• Supplied data:
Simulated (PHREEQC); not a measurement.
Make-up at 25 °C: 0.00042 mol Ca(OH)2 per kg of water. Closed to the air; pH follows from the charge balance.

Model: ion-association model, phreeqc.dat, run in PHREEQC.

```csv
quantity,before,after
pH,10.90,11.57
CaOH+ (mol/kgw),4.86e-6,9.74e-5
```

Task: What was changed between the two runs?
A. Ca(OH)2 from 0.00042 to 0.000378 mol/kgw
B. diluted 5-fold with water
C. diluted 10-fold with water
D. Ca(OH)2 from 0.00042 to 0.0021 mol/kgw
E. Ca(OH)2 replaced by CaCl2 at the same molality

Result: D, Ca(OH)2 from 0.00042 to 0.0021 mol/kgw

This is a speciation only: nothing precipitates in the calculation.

• Action item: With the line holding "Make-up at 25" as the first and the line holding "C. diluted 10-fold with water" as the last, please transcribe exactly the lines of the material above in that range and nothing else.

• Written reply:
Make-up at 25 °C: 0.00042 mol Ca(OH)2 per kg of water. Closed to the air; pH follows from the charge balance.

Model: ion-association model, phreeqc.dat, run in PHREEQC.

```csv
quantity,before,after
pH,10.90,11.57
CaOH+ (mol/kgw),4.86e-6,9.74e-5
```

Task: What was changed between the two runs?
A. Ca(OH)2 from 0.00042 to 0.000378 mol/kgw
B. diluted 5-fold with water
C. diluted 10-fold with water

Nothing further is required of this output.